> [Work instruction]:
Output an exact reproduction of the data.

Data excerpts: Begin

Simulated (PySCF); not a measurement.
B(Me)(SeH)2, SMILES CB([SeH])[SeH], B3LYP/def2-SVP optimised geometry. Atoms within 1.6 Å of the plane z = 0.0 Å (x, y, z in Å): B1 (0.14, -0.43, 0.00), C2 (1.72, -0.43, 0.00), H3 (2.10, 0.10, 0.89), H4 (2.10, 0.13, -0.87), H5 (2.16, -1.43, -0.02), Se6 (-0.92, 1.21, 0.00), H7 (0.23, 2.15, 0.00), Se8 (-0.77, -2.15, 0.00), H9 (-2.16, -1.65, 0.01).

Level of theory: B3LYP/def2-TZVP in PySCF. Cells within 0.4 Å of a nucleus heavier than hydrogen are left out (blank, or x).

Data excerpts: End

> [Problem solution]:
Simulated (PySCF); not a measurement.
B(Me)(SeH)2, SMILES CB([SeH])[SeH], B3LYP/def2-SVP optimised geometry. Atoms within 1.6 Å of the plane z = 0.0 Å (x, y, z in Å): B1 (0.14, -0.43, 0.00), C2 (1.72, -0.43, 0.00), H3 (2.10, 0.10, 0.89), H4 (2.10, 0.13, -0.87), H5 (2.16, -1.43, -0.02), Se6 (-0.92, 1.21, 0.00), H7 (0.23, 2.15, 0.00), Se8 (-0.77, -2.15, 0.00), H9 (-2.16, -1.65, 0.01).

Level of theory: B3LYP/def2-TZVP in PySCF. Cells within 0.4 Å of a nucleus heavier than hydrogen are left out (blank, or x).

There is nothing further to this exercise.